▸ **EXERCISE**
Reproduce each line of the data exactly as it is.

▸ **MATERIAL SUPPLIED**
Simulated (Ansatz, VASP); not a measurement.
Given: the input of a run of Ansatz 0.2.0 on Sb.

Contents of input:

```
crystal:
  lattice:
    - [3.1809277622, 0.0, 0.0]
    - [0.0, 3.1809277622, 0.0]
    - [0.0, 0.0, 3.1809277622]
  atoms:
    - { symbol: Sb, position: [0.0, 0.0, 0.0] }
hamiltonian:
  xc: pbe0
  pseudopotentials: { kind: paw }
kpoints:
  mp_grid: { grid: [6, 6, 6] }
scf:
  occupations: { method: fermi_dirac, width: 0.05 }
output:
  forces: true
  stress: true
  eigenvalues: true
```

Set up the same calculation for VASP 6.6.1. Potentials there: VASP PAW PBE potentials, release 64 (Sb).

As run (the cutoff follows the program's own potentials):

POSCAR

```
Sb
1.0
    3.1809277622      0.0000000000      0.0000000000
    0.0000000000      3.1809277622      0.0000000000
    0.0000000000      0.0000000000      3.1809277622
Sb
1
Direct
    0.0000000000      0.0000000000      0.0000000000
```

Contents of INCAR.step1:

▸ **YOUR SOLUTION**
Simulated (Ansatz, VASP); not a measurement.
Given: the input of a run of Ansatz 0.2.0 on Sb.

Contents of input:

```
crystal:
  lattice:
    - [3.1809277622, 0.0, 0.0]
    - [0.0, 3.1809277622, 0.0]
    - [0.0, 0.0, 3.1809277622]
  atoms:
    - { symbol: Sb, position: [0.0, 0.0, 0.0] }
hamiltonian:
  xc: pbe0
  pseudopotentials: { kind: paw }
kpoints:
  mp_grid: { grid: [6, 6, 6] }
scf:
  occupations: { method: fermi_dirac, width: 0.05 }
output:
  forces: true
  stress: true
  eigenvalues: true
```

Set up the same calculation for VASP 6.6.1. Potentials there: VASP PAW PBE potentials, release 64 (Sb).

As run (the cutoff follows the program's own potentials):

POSCAR

```
Sb
1.0
    3.1809277622      0.0000000000      0.0000000000
    0.0000000000      3.1809277622      0.0000000000
    0.0000000000      0.0000000000      3.1809277622
Sb
1
Direct
    0.0000000000      0.0000000000      0.0000000000
```

Contents of INCAR.step1:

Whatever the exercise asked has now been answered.